Reproduce the section of the listing that begins at the line containing "The starting structure**" and finishes at the line containing "The structure is". Include both end lines and nothing beyond them.

- - -

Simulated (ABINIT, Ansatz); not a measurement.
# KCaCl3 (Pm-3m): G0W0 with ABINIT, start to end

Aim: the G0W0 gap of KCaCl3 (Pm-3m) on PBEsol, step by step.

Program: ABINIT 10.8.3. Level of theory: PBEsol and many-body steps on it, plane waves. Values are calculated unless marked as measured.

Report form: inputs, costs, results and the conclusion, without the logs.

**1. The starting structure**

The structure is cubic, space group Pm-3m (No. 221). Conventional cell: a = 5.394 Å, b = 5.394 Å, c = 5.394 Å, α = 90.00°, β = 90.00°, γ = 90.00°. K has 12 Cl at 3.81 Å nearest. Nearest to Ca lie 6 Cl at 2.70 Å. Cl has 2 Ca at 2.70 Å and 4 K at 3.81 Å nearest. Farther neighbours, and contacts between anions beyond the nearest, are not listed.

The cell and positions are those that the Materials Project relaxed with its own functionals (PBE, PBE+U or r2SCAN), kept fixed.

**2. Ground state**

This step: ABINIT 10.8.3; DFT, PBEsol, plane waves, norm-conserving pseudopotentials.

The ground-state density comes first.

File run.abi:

- - -

**EXERCISE RESPONSE:**
**1. The starting structure**

The structure is cubic, space group Pm-3m (No. 221). Conventional cell: a = 5.394 Å, b = 5.394 Å, c = 5.394 Å, α = 90.00°, β = 90.00°, γ = 90.00°. K has 12 Cl at 3.81 Å nearest. Nearest to Ca lie 6 Cl at 2.70 Å. Cl has 2 Ca at 2.70 Å and 4 K at 3.81 Å nearest. Farther neighbours, and contacts between anions beyond the nearest, are not listed.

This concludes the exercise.